# Requirement
Reproduce all of the records exactly.

───

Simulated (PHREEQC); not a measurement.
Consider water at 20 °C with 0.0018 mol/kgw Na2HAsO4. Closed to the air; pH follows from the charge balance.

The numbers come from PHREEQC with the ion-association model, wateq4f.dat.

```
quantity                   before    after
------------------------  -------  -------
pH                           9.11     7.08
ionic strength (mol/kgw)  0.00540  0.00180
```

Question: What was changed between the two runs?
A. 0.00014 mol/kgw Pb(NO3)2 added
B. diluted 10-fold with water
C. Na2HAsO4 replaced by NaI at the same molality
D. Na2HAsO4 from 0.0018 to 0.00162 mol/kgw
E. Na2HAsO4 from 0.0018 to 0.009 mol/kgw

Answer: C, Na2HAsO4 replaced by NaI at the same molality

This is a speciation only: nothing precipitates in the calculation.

───

# Answer space
Simulated (PHREEQC); not a measurement.
Consider water at 20 °C with 0.0018 mol/kgw Na2HAsO4. Closed to the air; pH follows from the charge balance.

The numbers come from PHREEQC with the ion-association model, wateq4f.dat.

```
quantity                   before    after
------------------------  -------  -------
pH                           9.11     7.08
ionic strength (mol/kgw)  0.00540  0.00180
```

Question: What was changed between the two runs?
A. 0.00014 mol/kgw Pb(NO3)2 added
B. diluted 10-fold with water
C. Na2HAsO4 replaced by NaI at the same molality
D. Na2HAsO4 from 0.0018 to 0.00162 mol/kgw
E. Na2HAsO4 from 0.0018 to 0.009 mol/kgw

Answer: C, Na2HAsO4 replaced by NaI at the same molality

This is a speciation only: nothing precipitates in the calculation.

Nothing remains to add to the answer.